§ **Work item**
Transcribe the records below exactly as they appear.

§ **The data**
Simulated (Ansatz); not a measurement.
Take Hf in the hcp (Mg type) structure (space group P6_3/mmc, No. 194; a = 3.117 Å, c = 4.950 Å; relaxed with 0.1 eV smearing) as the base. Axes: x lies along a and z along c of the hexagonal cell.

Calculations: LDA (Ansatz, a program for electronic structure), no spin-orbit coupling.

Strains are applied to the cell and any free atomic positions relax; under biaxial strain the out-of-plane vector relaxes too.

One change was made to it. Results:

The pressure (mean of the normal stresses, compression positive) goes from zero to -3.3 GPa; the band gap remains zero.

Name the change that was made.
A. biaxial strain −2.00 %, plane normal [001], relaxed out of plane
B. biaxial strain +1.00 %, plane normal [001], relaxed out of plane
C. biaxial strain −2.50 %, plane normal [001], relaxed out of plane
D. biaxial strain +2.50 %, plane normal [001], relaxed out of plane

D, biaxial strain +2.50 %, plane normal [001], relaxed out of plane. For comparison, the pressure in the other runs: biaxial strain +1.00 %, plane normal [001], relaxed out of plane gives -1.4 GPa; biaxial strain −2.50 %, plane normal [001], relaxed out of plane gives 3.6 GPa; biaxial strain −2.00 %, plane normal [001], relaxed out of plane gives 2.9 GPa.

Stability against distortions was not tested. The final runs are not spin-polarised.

§ **Answer space**
Simulated (Ansatz); not a measurement.
Take Hf in the hcp (Mg type) structure (space group P6_3/mmc, No. 194; a = 3.117 Å, c = 4.950 Å; relaxed with 0.1 eV smearing) as the base. Axes: x lies along a and z along c of the hexagonal cell.

Calculations: LDA (Ansatz, a program for electronic structure), no spin-orbit coupling.

Strains are applied to the cell and any free atomic positions relax; under biaxial strain the out-of-plane vector relaxes too.

One change was made to it. Results:

The pressure (mean of the normal stresses, compression positive) goes from zero to -3.3 GPa; the band gap remains zero.

Name the change that was made.
A. biaxial strain −2.00 %, plane normal [001], relaxed out of plane
B. biaxial strain +1.00 %, plane normal [001], relaxed out of plane
C. biaxial strain −2.50 %, plane normal [001], relaxed out of plane
D. biaxial strain +2.50 %, plane normal [001], relaxed out of plane

D, biaxial strain +2.50 %, plane normal [001], relaxed out of plane. For comparison, the pressure in the other runs: biaxial strain +1.00 %, plane normal [001], relaxed out of plane gives -1.4 GPa; biaxial strain −2.50 %, plane normal [001], relaxed out of plane gives 3.6 GPa; biaxial strain −2.00 %, plane normal [001], relaxed out of plane gives 2.9 GPa.

Stability against distortions was not tested. The final runs are not spin-polarised.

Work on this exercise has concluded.